DATA TO EXAMINE:
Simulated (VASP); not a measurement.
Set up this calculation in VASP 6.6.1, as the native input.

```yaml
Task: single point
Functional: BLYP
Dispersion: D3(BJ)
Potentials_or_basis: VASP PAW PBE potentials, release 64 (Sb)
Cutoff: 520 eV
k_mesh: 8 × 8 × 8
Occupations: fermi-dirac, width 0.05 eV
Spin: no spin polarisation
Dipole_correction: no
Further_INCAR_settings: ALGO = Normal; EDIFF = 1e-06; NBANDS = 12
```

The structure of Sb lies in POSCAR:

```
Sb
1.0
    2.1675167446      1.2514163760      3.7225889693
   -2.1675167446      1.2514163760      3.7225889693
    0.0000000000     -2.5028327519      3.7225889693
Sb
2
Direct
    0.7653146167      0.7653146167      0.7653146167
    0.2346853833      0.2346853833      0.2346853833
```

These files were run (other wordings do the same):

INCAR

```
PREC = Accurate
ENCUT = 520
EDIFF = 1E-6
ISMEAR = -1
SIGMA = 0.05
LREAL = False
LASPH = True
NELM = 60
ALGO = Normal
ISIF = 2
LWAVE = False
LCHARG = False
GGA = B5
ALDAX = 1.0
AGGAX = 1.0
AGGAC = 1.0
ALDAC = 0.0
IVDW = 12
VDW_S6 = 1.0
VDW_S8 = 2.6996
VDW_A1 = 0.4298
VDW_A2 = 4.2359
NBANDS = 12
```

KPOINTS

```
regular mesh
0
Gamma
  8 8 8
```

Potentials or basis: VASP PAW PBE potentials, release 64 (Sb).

TASK ITEM: Working from the listing above, give it again word for word.

TASK RESPONSE:
Simulated (VASP); not a measurement.
Set up this calculation in VASP 6.6.1, as the native input.

```yaml
Task: single point
Functional: BLYP
Dispersion: D3(BJ)
Potentials_or_basis: VASP PAW PBE potentials, release 64 (Sb)
Cutoff: 520 eV
k_mesh: 8 × 8 × 8
Occupations: fermi-dirac, width 0.05 eV
Spin: no spin polarisation
Dipole_correction: no
Further_INCAR_settings: ALGO = Normal; EDIFF = 1e-06; NBANDS = 12
```

The structure of Sb lies in POSCAR:

```
Sb
1.0
    2.1675167446      1.2514163760      3.7225889693
   -2.1675167446      1.2514163760      3.7225889693
    0.0000000000     -2.5028327519      3.7225889693
Sb
2
Direct
    0.7653146167      0.7653146167      0.7653146167
    0.2346853833      0.2346853833      0.2346853833
```

These files were run (other wordings do the same):

INCAR

```
PREC = Accurate
ENCUT = 520
EDIFF = 1E-6
ISMEAR = -1
SIGMA = 0.05
LREAL = False
LASPH = True
NELM = 60
ALGO = Normal
ISIF = 2
LWAVE = False
LCHARG = False
GGA = B5
ALDAX = 1.0
AGGAX = 1.0
AGGAC = 1.0
ALDAC = 0.0
IVDW = 12
VDW_S6 = 1.0
VDW_S8 = 2.6996
VDW_A1 = 0.4298
VDW_A2 = 4.2359
NBANDS = 12
```

KPOINTS

```
regular mesh
0
Gamma
  8 8 8
```

Potentials or basis: VASP PAW PBE potentials, release 64 (Sb).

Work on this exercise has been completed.